Below is a listing; copy all of it exactly.

= = =

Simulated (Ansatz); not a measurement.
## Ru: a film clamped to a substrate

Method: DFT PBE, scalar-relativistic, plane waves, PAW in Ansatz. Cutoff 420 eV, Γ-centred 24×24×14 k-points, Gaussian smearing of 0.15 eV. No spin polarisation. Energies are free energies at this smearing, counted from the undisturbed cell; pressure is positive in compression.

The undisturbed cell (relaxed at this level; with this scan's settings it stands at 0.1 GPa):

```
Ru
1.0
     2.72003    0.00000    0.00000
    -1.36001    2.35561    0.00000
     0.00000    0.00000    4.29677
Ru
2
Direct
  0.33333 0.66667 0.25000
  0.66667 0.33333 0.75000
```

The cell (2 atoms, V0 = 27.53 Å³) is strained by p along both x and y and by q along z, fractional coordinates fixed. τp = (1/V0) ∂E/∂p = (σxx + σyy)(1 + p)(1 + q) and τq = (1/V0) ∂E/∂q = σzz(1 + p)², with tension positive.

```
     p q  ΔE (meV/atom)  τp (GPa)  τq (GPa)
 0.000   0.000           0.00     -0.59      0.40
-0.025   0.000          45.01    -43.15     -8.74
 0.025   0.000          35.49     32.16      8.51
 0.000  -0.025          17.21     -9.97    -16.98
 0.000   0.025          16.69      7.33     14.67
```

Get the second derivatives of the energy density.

= = =

ANSWER SPACE |
Simulated (Ansatz); not a measurement.
## Ru: a film clamped to a substrate

Method: DFT PBE, scalar-relativistic, plane waves, PAW in Ansatz. Cutoff 420 eV, Γ-centred 24×24×14 k-points, Gaussian smearing of 0.15 eV. No spin polarisation. Energies are free energies at this smearing, counted from the undisturbed cell; pressure is positive in compression.

The undisturbed cell (relaxed at this level; with this scan's settings it stands at 0.1 GPa):

```
Ru
1.0
     2.72003    0.00000    0.00000
    -1.36001    2.35561    0.00000
     0.00000    0.00000    4.29677
Ru
2
Direct
  0.33333 0.66667 0.25000
  0.66667 0.33333 0.75000
```

The cell (2 atoms, V0 = 27.53 Å³) is strained by p along both x and y and by q along z, fractional coordinates fixed. τp = (1/V0) ∂E/∂p = (σxx + σyy)(1 + p)(1 + q) and τq = (1/V0) ∂E/∂q = σzz(1 + p)², with tension positive.

```
     p q  ΔE (meV/atom)  τp (GPa)  τq (GPa)
 0.000   0.000           0.00     -0.59      0.40
-0.025   0.000          45.01    -43.15     -8.74
 0.025   0.000          35.49     32.16      8.51
 0.000  -0.025          17.21     -9.97    -16.98
 0.000   0.025          16.69      7.33     14.67
```

Get the second derivatives of the energy density.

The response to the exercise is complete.